• WORK INSTRUCTION: Restate the full listing precisely as written.

┄┄┄┄┄┄
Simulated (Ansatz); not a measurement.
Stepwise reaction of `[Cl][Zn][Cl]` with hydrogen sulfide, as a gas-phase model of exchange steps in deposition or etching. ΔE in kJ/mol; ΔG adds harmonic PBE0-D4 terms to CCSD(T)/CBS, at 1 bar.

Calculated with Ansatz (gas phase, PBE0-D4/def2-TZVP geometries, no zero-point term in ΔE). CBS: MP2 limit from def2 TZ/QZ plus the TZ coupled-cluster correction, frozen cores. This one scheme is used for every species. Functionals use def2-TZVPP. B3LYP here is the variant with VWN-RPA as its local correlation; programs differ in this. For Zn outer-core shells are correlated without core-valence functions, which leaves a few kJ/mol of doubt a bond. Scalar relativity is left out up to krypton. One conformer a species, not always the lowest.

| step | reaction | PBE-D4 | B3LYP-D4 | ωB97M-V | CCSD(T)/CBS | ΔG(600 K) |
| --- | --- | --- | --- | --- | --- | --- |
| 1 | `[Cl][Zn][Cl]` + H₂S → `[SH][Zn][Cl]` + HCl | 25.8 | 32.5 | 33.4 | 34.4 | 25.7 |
┄┄┄┄┄┄

• ANSWER AREA:
Simulated (Ansatz); not a measurement.
Stepwise reaction of `[Cl][Zn][Cl]` with hydrogen sulfide, as a gas-phase model of exchange steps in deposition or etching. ΔE in kJ/mol; ΔG adds harmonic PBE0-D4 terms to CCSD(T)/CBS, at 1 bar.

Calculated with Ansatz (gas phase, PBE0-D4/def2-TZVP geometries, no zero-point term in ΔE). CBS: MP2 limit from def2 TZ/QZ plus the TZ coupled-cluster correction, frozen cores. This one scheme is used for every species. Functionals use def2-TZVPP. B3LYP here is the variant with VWN-RPA as its local correlation; programs differ in this. For Zn outer-core shells are correlated without core-valence functions, which leaves a few kJ/mol of doubt a bond. Scalar relativity is left out up to krypton. One conformer a species, not always the lowest.

| step | reaction | PBE-D4 | B3LYP-D4 | ωB97M-V | CCSD(T)/CBS | ΔG(600 K) |
| --- | --- | --- | --- | --- | --- | --- |
| 1 | `[Cl][Zn][Cl]` + H₂S → `[SH][Zn][Cl]` + HCl | 25.8 | 32.5 | 33.4 | 34.4 | 25.7 |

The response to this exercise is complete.